** Opening Extracted records block **

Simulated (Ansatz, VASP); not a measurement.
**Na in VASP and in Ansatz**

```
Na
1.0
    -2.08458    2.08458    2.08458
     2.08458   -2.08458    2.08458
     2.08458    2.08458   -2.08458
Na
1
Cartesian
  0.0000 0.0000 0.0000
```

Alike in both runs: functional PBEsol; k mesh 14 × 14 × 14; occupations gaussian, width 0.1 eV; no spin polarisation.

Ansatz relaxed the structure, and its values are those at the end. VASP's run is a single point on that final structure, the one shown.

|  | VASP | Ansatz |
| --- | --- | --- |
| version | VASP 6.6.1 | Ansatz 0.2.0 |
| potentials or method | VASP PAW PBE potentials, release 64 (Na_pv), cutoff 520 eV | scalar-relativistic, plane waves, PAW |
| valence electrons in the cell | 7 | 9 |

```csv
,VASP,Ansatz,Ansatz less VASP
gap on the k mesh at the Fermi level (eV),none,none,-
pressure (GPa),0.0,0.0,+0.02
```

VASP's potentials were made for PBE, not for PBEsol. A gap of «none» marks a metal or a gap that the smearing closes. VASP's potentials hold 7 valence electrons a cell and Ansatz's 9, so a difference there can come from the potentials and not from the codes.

** Closing Extracted records block **

▶ **Action item**
Reproduce the data shown above exactly, including every line.

▶ **Solution**
Simulated (Ansatz, VASP); not a measurement.
**Na in VASP and in Ansatz**

```
Na
1.0
    -2.08458    2.08458    2.08458
     2.08458   -2.08458    2.08458
     2.08458    2.08458   -2.08458
Na
1
Cartesian
  0.0000 0.0000 0.0000
```

Alike in both runs: functional PBEsol; k mesh 14 × 14 × 14; occupations gaussian, width 0.1 eV; no spin polarisation.

Ansatz relaxed the structure, and its values are those at the end. VASP's run is a single point on that final structure, the one shown.

|  | VASP | Ansatz |
| --- | --- | --- |
| version | VASP 6.6.1 | Ansatz 0.2.0 |
| potentials or method | VASP PAW PBE potentials, release 64 (Na_pv), cutoff 520 eV | scalar-relativistic, plane waves, PAW |
| valence electrons in the cell | 7 | 9 |

```csv
,VASP,Ansatz,Ansatz less VASP
gap on the k mesh at the Fermi level (eV),none,none,-
pressure (GPa),0.0,0.0,+0.02
```

VASP's potentials were made for PBE, not for PBEsol. A gap of «none» marks a metal or a gap that the smearing closes. VASP's potentials hold 7 valence electrons a cell and Ansatz's 9, so a difference there can come from the potentials and not from the codes.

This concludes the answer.